RECORDS SUPPLIED: Begin
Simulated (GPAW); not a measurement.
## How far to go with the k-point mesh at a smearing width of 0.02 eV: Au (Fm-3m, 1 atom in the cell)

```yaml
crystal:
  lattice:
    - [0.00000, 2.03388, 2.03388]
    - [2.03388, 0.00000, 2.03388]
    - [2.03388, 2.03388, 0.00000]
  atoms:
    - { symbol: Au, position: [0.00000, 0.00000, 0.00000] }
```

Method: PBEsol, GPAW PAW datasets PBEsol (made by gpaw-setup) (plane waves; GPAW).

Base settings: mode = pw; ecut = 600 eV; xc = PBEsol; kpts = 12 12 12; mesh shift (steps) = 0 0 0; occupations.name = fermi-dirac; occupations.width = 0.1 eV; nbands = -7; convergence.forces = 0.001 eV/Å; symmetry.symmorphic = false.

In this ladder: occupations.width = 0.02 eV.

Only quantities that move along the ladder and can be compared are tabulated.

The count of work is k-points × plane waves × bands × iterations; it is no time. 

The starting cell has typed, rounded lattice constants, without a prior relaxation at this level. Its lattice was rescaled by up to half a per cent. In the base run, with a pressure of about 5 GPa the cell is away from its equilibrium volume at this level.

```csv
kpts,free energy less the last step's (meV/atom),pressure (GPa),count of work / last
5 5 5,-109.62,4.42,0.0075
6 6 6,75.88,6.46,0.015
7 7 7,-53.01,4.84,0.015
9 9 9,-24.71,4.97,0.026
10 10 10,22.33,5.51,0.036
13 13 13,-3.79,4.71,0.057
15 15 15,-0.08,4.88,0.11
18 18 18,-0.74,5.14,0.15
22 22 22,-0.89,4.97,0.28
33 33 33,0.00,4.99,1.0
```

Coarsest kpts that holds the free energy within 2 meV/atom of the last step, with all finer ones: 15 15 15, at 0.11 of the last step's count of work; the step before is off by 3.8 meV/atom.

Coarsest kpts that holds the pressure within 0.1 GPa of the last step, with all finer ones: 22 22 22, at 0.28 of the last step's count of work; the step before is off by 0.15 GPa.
RECORDS SUPPLIED: End

→ TASK ITEM: An exact repetition of the material above is required, from its first line through the line holding "The count of", with nothing added.

→ WORKED SOLUTION:
Simulated (GPAW); not a measurement.
## How far to go with the k-point mesh at a smearing width of 0.02 eV: Au (Fm-3m, 1 atom in the cell)

```yaml
crystal:
  lattice:
    - [0.00000, 2.03388, 2.03388]
    - [2.03388, 0.00000, 2.03388]
    - [2.03388, 2.03388, 0.00000]
  atoms:
    - { symbol: Au, position: [0.00000, 0.00000, 0.00000] }
```

Method: PBEsol, GPAW PAW datasets PBEsol (made by gpaw-setup) (plane waves; GPAW).

Base settings: mode = pw; ecut = 600 eV; xc = PBEsol; kpts = 12 12 12; mesh shift (steps) = 0 0 0; occupations.name = fermi-dirac; occupations.width = 0.1 eV; nbands = -7; convergence.forces = 0.001 eV/Å; symmetry.symmorphic = false.

In this ladder: occupations.width = 0.02 eV.

Only quantities that move along the ladder and can be compared are tabulated.

The count of work is k-points × plane waves × bands × iterations; it is no time. 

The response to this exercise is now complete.